● **Excerpted data**:
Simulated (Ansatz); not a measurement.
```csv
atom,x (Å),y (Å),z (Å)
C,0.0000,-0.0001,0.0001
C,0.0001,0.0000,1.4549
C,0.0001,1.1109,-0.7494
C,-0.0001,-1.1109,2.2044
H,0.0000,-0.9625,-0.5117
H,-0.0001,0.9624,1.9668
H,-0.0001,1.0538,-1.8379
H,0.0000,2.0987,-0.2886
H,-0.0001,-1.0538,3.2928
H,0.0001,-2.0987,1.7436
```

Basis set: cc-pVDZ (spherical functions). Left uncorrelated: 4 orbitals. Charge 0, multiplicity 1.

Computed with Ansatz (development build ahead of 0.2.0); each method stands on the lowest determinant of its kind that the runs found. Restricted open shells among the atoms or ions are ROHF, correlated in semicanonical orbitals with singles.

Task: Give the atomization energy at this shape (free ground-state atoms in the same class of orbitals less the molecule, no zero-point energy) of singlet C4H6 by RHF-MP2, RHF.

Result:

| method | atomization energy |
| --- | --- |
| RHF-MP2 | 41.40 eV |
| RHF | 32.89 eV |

● **Work request**:
Return, exactly as they stand, the lines from the start of the records above through the line with "Basis set: cc-pVDZ", both ends included, and no other lines.

● **Answer area**:
Simulated (Ansatz); not a measurement.
```csv
atom,x (Å),y (Å),z (Å)
C,0.0000,-0.0001,0.0001
C,0.0001,0.0000,1.4549
C,0.0001,1.1109,-0.7494
C,-0.0001,-1.1109,2.2044
H,0.0000,-0.9625,-0.5117
H,-0.0001,0.9624,1.9668
H,-0.0001,1.0538,-1.8379
H,0.0000,2.0987,-0.2886
H,-0.0001,-1.0538,3.2928
H,0.0001,-2.0987,1.7436
```

Basis set: cc-pVDZ (spherical functions). Left uncorrelated: 4 orbitals. Charge 0, multiplicity 1.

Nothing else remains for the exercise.